::::::::::

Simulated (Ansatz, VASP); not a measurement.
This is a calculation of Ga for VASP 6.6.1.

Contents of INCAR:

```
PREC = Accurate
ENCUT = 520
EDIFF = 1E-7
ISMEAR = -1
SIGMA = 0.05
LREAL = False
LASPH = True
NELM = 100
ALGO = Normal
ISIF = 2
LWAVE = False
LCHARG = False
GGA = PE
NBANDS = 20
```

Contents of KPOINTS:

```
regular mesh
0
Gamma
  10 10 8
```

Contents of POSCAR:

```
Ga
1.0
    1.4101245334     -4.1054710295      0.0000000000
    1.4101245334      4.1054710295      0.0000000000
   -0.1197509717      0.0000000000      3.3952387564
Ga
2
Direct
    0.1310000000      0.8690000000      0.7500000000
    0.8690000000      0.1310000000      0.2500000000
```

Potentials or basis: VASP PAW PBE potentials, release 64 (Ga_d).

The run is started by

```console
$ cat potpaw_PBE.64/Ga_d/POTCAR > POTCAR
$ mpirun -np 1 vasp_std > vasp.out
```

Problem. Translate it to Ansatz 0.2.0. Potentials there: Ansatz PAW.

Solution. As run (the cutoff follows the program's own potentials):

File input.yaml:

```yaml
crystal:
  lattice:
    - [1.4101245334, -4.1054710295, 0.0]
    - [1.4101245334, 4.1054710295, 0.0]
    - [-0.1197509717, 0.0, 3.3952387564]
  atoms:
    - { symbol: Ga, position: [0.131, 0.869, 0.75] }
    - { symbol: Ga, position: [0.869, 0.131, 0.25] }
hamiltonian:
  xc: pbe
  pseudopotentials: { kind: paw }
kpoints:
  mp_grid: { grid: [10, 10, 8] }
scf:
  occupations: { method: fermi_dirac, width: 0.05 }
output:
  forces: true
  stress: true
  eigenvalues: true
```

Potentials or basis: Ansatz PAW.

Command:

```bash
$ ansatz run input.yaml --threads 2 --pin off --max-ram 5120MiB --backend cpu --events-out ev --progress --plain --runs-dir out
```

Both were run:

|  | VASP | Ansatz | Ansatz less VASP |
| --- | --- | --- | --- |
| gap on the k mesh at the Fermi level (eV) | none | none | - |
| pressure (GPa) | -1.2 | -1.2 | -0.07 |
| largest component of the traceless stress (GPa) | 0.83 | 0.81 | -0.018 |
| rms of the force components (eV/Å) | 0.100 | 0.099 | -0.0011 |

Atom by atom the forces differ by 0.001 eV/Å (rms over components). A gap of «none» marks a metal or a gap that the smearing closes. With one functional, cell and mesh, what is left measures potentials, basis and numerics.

::::::::::

__Exercise__
Would you print exactly the lines from the first line of the entries above through the line that has "0.81 | -0.018 |", both included, and stop there?

__Problem solution__
Simulated (Ansatz, VASP); not a measurement.
This is a calculation of Ga for VASP 6.6.1.

Contents of INCAR:

```
PREC = Accurate
ENCUT = 520
EDIFF = 1E-7
ISMEAR = -1
SIGMA = 0.05
LREAL = False
LASPH = True
NELM = 100
ALGO = Normal
ISIF = 2
LWAVE = False
LCHARG = False
GGA = PE
NBANDS = 20
```

Contents of KPOINTS:

```
regular mesh
0
Gamma
  10 10 8
```

Contents of POSCAR:

```
Ga
1.0
    1.4101245334     -4.1054710295      0.0000000000
    1.4101245334      4.1054710295      0.0000000000
   -0.1197509717      0.0000000000      3.3952387564
Ga
2
Direct
    0.1310000000      0.8690000000      0.7500000000
    0.8690000000      0.1310000000      0.2500000000
```

Potentials or basis: VASP PAW PBE potentials, release 64 (Ga_d).

The run is started by

```console
$ cat potpaw_PBE.64/Ga_d/POTCAR > POTCAR
$ mpirun -np 1 vasp_std > vasp.out
```

Problem. Translate it to Ansatz 0.2.0. Potentials there: Ansatz PAW.

Solution. As run (the cutoff follows the program's own potentials):

File input.yaml:

```yaml
crystal:
  lattice:
    - [1.4101245334, -4.1054710295, 0.0]
    - [1.4101245334, 4.1054710295, 0.0]
    - [-0.1197509717, 0.0, 3.3952387564]
  atoms:
    - { symbol: Ga, position: [0.131, 0.869, 0.75] }
    - { symbol: Ga, position: [0.869, 0.131, 0.25] }
hamiltonian:
  xc: pbe
  pseudopotentials: { kind: paw }
kpoints:
  mp_grid: { grid: [10, 10, 8] }
scf:
  occupations: { method: fermi_dirac, width: 0.05 }
output:
  forces: true
  stress: true
  eigenvalues: true
```

Potentials or basis: Ansatz PAW.

Command:

```bash
$ ansatz run input.yaml --threads 2 --pin off --max-ram 5120MiB --backend cpu --events-out ev --progress --plain --runs-dir out
```

Both were run:

|  | VASP | Ansatz | Ansatz less VASP |
| --- | --- | --- | --- |
| gap on the k mesh at the Fermi level (eV) | none | none | - |
| pressure (GPa) | -1.2 | -1.2 | -0.07 |
| largest component of the traceless stress (GPa) | 0.83 | 0.81 | -0.018 |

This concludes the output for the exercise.